▶ [STUDY MATERIAL]:
-.-.-

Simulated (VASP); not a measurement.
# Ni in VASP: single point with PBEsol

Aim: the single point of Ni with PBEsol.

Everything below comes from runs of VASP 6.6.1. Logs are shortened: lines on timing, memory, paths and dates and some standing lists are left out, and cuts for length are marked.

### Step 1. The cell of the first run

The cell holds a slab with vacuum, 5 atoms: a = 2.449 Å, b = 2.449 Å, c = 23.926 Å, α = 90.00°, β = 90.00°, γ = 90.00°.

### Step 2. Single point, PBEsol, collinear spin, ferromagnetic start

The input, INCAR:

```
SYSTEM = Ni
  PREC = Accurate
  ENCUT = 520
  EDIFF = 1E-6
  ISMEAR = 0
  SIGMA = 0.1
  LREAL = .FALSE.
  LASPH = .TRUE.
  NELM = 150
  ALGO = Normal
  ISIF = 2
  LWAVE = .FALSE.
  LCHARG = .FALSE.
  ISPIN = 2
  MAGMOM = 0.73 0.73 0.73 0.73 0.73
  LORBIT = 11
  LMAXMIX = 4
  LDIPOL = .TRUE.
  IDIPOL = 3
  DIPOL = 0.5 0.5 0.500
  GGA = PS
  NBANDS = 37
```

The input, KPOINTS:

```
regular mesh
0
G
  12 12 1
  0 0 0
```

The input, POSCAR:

-.-.-

Reproduce the data exactly, character for character.

Simulated (VASP); not a measurement.
# Ni in VASP: single point with PBEsol

Aim: the single point of Ni with PBEsol.

Everything below comes from runs of VASP 6.6.1. Logs are shortened: lines on timing, memory, paths and dates and some standing lists are left out, and cuts for length are marked.

### Step 1. The cell of the first run

The cell holds a slab with vacuum, 5 atoms: a = 2.449 Å, b = 2.449 Å, c = 23.926 Å, α = 90.00°, β = 90.00°, γ = 90.00°.

### Step 2. Single point, PBEsol, collinear spin, ferromagnetic start

The input, INCAR:

```
SYSTEM = Ni
  PREC = Accurate
  ENCUT = 520
  EDIFF = 1E-6
  ISMEAR = 0
  SIGMA = 0.1
  LREAL = .FALSE.
  LASPH = .TRUE.
  NELM = 150
  ALGO = Normal
  ISIF = 2
  LWAVE = .FALSE.
  LCHARG = .FALSE.
  ISPIN = 2
  MAGMOM = 0.73 0.73 0.73 0.73 0.73
  LORBIT = 11
  LMAXMIX = 4
  LDIPOL = .TRUE.
  IDIPOL = 3
  DIPOL = 0.5 0.5 0.500
  GGA = PS
  NBANDS = 37
```

The input, KPOINTS:

```
regular mesh
0
G
  12 12 1
  0 0 0
```

The input, POSCAR:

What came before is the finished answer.